▶ [MATERIAL SUPPLIED]
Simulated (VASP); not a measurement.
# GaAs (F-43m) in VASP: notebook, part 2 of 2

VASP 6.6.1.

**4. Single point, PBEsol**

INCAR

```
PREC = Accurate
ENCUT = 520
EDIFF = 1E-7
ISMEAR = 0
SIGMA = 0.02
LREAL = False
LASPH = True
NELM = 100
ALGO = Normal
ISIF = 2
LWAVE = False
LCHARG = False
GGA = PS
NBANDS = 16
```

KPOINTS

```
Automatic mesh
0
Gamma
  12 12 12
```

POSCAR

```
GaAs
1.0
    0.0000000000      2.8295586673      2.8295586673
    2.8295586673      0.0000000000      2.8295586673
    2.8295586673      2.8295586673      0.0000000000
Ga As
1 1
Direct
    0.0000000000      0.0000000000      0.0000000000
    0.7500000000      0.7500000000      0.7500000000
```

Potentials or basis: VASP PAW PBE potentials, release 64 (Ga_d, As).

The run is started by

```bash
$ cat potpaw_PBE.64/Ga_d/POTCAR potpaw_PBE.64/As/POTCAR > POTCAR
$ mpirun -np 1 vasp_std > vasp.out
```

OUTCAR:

▶ [ASSIGNMENT]
Write out the data above again, word for word.

▶ [WRITTEN ANSWER]
Simulated (VASP); not a measurement.
# GaAs (F-43m) in VASP: notebook, part 2 of 2

VASP 6.6.1.

**4. Single point, PBEsol**

INCAR

```
PREC = Accurate
ENCUT = 520
EDIFF = 1E-7
ISMEAR = 0
SIGMA = 0.02
LREAL = False
LASPH = True
NELM = 100
ALGO = Normal
ISIF = 2
LWAVE = False
LCHARG = False
GGA = PS
NBANDS = 16
```

KPOINTS

```
Automatic mesh
0
Gamma
  12 12 12
```

POSCAR

```
GaAs
1.0
    0.0000000000      2.8295586673      2.8295586673
    2.8295586673      0.0000000000      2.8295586673
    2.8295586673      2.8295586673      0.0000000000
Ga As
1 1
Direct
    0.0000000000      0.0000000000      0.0000000000
    0.7500000000      0.7500000000      0.7500000000
```

Potentials or basis: VASP PAW PBE potentials, release 64 (Ga_d, As).

The run is started by

```bash
$ cat potpaw_PBE.64/Ga_d/POTCAR potpaw_PBE.64/As/POTCAR > POTCAR
$ mpirun -np 1 vasp_std > vasp.out
```

OUTCAR:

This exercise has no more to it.